>>>

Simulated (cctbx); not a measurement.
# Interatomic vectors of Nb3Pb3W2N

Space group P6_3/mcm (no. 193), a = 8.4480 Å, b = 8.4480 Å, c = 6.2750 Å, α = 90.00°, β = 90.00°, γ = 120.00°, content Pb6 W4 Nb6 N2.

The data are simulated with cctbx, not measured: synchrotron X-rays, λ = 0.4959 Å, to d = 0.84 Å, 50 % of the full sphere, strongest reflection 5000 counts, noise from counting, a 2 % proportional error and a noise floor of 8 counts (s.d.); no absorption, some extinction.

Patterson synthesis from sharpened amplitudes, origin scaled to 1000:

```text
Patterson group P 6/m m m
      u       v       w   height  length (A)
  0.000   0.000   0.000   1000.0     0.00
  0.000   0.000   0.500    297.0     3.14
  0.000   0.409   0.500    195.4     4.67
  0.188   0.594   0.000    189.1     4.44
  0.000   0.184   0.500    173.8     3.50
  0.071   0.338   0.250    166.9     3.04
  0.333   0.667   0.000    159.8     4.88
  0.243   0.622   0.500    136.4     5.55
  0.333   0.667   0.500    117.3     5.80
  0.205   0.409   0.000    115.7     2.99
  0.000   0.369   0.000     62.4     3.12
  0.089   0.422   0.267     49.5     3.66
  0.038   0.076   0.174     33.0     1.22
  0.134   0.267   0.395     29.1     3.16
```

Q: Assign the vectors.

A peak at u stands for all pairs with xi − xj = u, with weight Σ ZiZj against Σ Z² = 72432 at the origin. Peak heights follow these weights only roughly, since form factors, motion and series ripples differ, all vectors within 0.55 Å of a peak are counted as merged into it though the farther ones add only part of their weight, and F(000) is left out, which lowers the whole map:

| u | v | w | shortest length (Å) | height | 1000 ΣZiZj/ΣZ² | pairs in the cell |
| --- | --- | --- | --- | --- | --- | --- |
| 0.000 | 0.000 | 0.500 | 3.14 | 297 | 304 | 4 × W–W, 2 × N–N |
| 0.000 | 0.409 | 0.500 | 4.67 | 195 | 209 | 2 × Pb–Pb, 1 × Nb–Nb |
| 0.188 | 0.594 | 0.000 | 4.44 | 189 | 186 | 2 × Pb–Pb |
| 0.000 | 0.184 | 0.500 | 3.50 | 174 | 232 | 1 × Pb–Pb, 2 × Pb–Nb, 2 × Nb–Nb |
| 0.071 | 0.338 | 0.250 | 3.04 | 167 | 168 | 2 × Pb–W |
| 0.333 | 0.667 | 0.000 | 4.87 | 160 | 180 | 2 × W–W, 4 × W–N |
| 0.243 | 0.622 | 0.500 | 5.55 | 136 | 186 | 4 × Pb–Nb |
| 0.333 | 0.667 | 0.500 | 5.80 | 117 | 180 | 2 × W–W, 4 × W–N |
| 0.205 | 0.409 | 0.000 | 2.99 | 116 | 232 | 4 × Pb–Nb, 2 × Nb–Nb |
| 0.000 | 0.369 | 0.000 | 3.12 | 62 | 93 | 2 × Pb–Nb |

<<<

Work item: Exactly those lines that run from the start of the listing to the line containing "Q: Assign the vectors." should be output, and no others.

Expected answer:
Simulated (cctbx); not a measurement.
# Interatomic vectors of Nb3Pb3W2N

Space group P6_3/mcm (no. 193), a = 8.4480 Å, b = 8.4480 Å, c = 6.2750 Å, α = 90.00°, β = 90.00°, γ = 120.00°, content Pb6 W4 Nb6 N2.

The data are simulated with cctbx, not measured: synchrotron X-rays, λ = 0.4959 Å, to d = 0.84 Å, 50 % of the full sphere, strongest reflection 5000 counts, noise from counting, a 2 % proportional error and a noise floor of 8 counts (s.d.); no absorption, some extinction.

Patterson synthesis from sharpened amplitudes, origin scaled to 1000:

```text
Patterson group P 6/m m m
      u       v       w   height  length (A)
  0.000   0.000   0.000   1000.0     0.00
  0.000   0.000   0.500    297.0     3.14
  0.000   0.409   0.500    195.4     4.67
  0.188   0.594   0.000    189.1     4.44
  0.000   0.184   0.500    173.8     3.50
  0.071   0.338   0.250    166.9     3.04
  0.333   0.667   0.000    159.8     4.88
  0.243   0.622   0.500    136.4     5.55
  0.333   0.667   0.500    117.3     5.80
  0.205   0.409   0.000    115.7     2.99
  0.000   0.369   0.000     62.4     3.12
  0.089   0.422   0.267     49.5     3.66
  0.038   0.076   0.174     33.0     1.22
  0.134   0.267   0.395     29.1     3.16
```

Q: Assign the vectors.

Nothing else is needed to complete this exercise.